Requirement:
Reproduce all the data verbatim.

Recorded information:
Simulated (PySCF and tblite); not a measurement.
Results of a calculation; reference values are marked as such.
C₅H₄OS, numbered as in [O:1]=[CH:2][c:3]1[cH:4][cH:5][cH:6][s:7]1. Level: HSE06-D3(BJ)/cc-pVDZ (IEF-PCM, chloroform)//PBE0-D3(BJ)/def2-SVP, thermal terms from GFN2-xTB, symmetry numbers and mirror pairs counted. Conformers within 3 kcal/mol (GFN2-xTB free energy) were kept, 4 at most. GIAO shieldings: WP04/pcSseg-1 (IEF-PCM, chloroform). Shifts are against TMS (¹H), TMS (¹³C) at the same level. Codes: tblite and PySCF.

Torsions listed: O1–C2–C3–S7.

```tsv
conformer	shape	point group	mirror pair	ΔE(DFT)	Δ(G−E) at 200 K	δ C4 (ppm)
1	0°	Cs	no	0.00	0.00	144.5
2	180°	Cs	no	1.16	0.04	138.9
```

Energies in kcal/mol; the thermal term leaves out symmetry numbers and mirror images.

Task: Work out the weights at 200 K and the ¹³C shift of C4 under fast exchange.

Exercise answer:
Simulated (PySCF and tblite); not a measurement.
Results of a calculation; reference values are marked as such.
C₅H₄OS, numbered as in [O:1]=[CH:2][c:3]1[cH:4][cH:5][cH:6][s:7]1. Level: HSE06-D3(BJ)/cc-pVDZ (IEF-PCM, chloroform)//PBE0-D3(BJ)/def2-SVP, thermal terms from GFN2-xTB, symmetry numbers and mirror pairs counted. Conformers within 3 kcal/mol (GFN2-xTB free energy) were kept, 4 at most. GIAO shieldings: WP04/pcSseg-1 (IEF-PCM, chloroform). Shifts are against TMS (¹H), TMS (¹³C) at the same level. Codes: tblite and PySCF.

Torsions listed: O1–C2–C3–S7.

```tsv
conformer	shape	point group	mirror pair	ΔE(DFT)	Δ(G−E) at 200 K	δ C4 (ppm)
1	0°	Cs	no	0.00	0.00	144.5
2	180°	Cs	no	1.16	0.04	138.9
```

Energies in kcal/mol; the thermal term leaves out symmetry numbers and mirror images.

Task: Work out the weights at 200 K and the ¹³C shift of C4 under fast exchange.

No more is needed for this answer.